_SUPPLIED ENTRIES_.
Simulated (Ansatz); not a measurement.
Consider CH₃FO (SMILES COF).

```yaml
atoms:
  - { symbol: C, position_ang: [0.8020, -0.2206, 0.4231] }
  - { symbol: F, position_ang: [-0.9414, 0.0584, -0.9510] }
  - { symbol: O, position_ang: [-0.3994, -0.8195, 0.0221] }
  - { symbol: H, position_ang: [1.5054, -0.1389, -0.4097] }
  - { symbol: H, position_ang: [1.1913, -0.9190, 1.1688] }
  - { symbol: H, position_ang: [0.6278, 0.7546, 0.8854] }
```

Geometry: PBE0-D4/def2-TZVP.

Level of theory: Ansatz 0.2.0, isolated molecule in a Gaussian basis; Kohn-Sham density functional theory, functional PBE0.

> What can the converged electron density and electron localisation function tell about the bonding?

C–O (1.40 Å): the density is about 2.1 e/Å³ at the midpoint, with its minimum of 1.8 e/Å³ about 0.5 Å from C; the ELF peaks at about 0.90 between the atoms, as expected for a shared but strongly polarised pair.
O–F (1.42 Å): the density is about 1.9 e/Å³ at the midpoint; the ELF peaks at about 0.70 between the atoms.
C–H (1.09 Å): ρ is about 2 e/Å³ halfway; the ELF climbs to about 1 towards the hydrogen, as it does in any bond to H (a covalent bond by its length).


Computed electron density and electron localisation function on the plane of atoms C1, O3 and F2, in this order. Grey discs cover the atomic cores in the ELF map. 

_TASK ITEM_. Each line from the top of the material above, through the one that contains "C–H (1.09 Å): ρ", should be restated word for word.

_TASK RESPONSE_.
Simulated (Ansatz); not a measurement.
Consider CH₃FO (SMILES COF).

```yaml
atoms:
  - { symbol: C, position_ang: [0.8020, -0.2206, 0.4231] }
  - { symbol: F, position_ang: [-0.9414, 0.0584, -0.9510] }
  - { symbol: O, position_ang: [-0.3994, -0.8195, 0.0221] }
  - { symbol: H, position_ang: [1.5054, -0.1389, -0.4097] }
  - { symbol: H, position_ang: [1.1913, -0.9190, 1.1688] }
  - { symbol: H, position_ang: [0.6278, 0.7546, 0.8854] }
```

Geometry: PBE0-D4/def2-TZVP.

Level of theory: Ansatz 0.2.0, isolated molecule in a Gaussian basis; Kohn-Sham density functional theory, functional PBE0.

> What can the converged electron density and electron localisation function tell about the bonding?

C–O (1.40 Å): the density is about 2.1 e/Å³ at the midpoint, with its minimum of 1.8 e/Å³ about 0.5 Å from C; the ELF peaks at about 0.90 between the atoms, as expected for a shared but strongly polarised pair.
O–F (1.42 Å): the density is about 1.9 e/Å³ at the midpoint; the ELF peaks at about 0.70 between the atoms.
C–H (1.09 Å): ρ is about 2 e/Å³ halfway; the ELF climbs to about 1 towards the hydrogen, as it does in any bond to H (a covalent bond by its length).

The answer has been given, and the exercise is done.